■ **Study material**:
☆ ☆ ☆ ☆ ☆ ☆ ☆

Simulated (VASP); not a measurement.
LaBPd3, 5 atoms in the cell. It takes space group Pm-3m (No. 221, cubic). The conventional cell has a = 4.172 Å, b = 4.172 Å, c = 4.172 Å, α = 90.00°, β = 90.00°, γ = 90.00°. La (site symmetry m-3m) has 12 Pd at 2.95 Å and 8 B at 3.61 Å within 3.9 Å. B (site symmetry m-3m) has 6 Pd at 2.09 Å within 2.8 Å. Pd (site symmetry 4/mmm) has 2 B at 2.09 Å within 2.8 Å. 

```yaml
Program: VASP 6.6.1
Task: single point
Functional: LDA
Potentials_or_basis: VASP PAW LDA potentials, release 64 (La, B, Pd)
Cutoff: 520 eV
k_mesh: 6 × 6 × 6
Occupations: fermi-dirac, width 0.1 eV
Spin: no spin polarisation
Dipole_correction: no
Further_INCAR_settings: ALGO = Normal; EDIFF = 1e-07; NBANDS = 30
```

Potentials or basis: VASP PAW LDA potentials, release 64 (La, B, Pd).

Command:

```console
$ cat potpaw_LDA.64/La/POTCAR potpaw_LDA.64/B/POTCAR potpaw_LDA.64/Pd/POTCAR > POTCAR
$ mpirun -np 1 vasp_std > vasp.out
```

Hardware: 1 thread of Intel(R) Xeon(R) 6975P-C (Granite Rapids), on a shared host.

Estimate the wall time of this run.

☆ ☆ ☆ ☆ ☆ ☆ ☆

■ **Action item**: Copy exactly the opening line of the material, the line bearing "Hardware: 1 thread", and every line between them. Include nothing else.

■ **Written response**:
Simulated (VASP); not a measurement.
LaBPd3, 5 atoms in the cell. It takes space group Pm-3m (No. 221, cubic). The conventional cell has a = 4.172 Å, b = 4.172 Å, c = 4.172 Å, α = 90.00°, β = 90.00°, γ = 90.00°. La (site symmetry m-3m) has 12 Pd at 2.95 Å and 8 B at 3.61 Å within 3.9 Å. B (site symmetry m-3m) has 6 Pd at 2.09 Å within 2.8 Å. Pd (site symmetry 4/mmm) has 2 B at 2.09 Å within 2.8 Å. 

```yaml
Program: VASP 6.6.1
Task: single point
Functional: LDA
Potentials_or_basis: VASP PAW LDA potentials, release 64 (La, B, Pd)
Cutoff: 520 eV
k_mesh: 6 × 6 × 6
Occupations: fermi-dirac, width 0.1 eV
Spin: no spin polarisation
Dipole_correction: no
Further_INCAR_settings: ALGO = Normal; EDIFF = 1e-07; NBANDS = 30
```

Potentials or basis: VASP PAW LDA potentials, release 64 (La, B, Pd).

Command:

```console
$ cat potpaw_LDA.64/La/POTCAR potpaw_LDA.64/B/POTCAR potpaw_LDA.64/Pd/POTCAR > POTCAR
$ mpirun -np 1 vasp_std > vasp.out
```

Hardware: 1 thread of Intel(R) Xeon(R) 6975P-C (Granite Rapids), on a shared host.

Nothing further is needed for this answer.